**WORK ITEM**
Please reproduce the full listing exactly, with nothing added.

**DATASET EXCERPTS**
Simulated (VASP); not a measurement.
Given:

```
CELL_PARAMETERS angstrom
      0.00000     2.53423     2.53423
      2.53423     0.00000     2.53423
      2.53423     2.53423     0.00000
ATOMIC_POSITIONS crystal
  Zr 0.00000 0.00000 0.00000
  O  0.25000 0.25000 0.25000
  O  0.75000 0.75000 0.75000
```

**ANSWER AREA**
Simulated (VASP); not a measurement.
Given:

```
CELL_PARAMETERS angstrom
      0.00000     2.53423     2.53423
      2.53423     0.00000     2.53423
      2.53423     2.53423     0.00000
ATOMIC_POSITIONS crystal
  Zr 0.00000 0.00000 0.00000
  O  0.25000 0.25000 0.25000
  O  0.75000 0.75000 0.75000
```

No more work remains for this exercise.